ACTION ITEM: The full set of records must be printed exactly as given.

RECORD EXTRACTS:
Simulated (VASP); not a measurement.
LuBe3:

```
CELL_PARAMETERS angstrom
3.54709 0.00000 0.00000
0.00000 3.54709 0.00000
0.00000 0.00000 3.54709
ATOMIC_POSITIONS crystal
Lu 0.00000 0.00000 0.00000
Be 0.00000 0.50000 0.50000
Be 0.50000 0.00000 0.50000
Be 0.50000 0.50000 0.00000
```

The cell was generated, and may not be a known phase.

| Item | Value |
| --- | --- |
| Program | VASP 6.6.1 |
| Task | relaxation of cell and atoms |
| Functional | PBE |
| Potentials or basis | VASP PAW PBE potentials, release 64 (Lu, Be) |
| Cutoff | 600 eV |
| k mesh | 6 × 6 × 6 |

RESULT:
Simulated (VASP); not a measurement.
LuBe3:

```
CELL_PARAMETERS angstrom
3.54709 0.00000 0.00000
0.00000 3.54709 0.00000
0.00000 0.00000 3.54709
ATOMIC_POSITIONS crystal
Lu 0.00000 0.00000 0.00000
Be 0.00000 0.50000 0.50000
Be 0.50000 0.00000 0.50000
Be 0.50000 0.50000 0.00000
```

The cell was generated, and may not be a known phase.

| Item | Value |
| --- | --- |
| Program | VASP 6.6.1 |
| Task | relaxation of cell and atoms |
| Functional | PBE |
| Potentials or basis | VASP PAW PBE potentials, release 64 (Lu, Be) |
| Cutoff | 600 eV |
| k mesh | 6 × 6 × 6 |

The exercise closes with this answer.